* [EXERCISE DATA]:
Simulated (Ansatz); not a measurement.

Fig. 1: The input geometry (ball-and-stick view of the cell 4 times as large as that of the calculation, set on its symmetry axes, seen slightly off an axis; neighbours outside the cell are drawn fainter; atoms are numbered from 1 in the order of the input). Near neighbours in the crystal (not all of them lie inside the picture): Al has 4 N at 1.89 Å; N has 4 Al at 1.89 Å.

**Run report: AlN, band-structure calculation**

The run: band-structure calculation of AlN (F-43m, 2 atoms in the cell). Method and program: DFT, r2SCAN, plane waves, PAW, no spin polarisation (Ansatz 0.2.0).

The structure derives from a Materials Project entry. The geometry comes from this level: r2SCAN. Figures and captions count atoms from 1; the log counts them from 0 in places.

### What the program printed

* [BRIEF]:
For each record in the listing, output it again exactly.

* [EXERCISE ANSWER]:
Simulated (Ansatz); not a measurement.

Fig. 1: The input geometry (ball-and-stick view of the cell 4 times as large as that of the calculation, set on its symmetry axes, seen slightly off an axis; neighbours outside the cell are drawn fainter; atoms are numbered from 1 in the order of the input). Near neighbours in the crystal (not all of them lie inside the picture): Al has 4 N at 1.89 Å; N has 4 Al at 1.89 Å.

**Run report: AlN, band-structure calculation**

The run: band-structure calculation of AlN (F-43m, 2 atoms in the cell). Method and program: DFT, r2SCAN, plane waves, PAW, no spin polarisation (Ansatz 0.2.0).

The structure derives from a Materials Project entry. The geometry comes from this level: r2SCAN. Figures and captions count atoms from 1; the log counts them from 0 in places.

### What the program printed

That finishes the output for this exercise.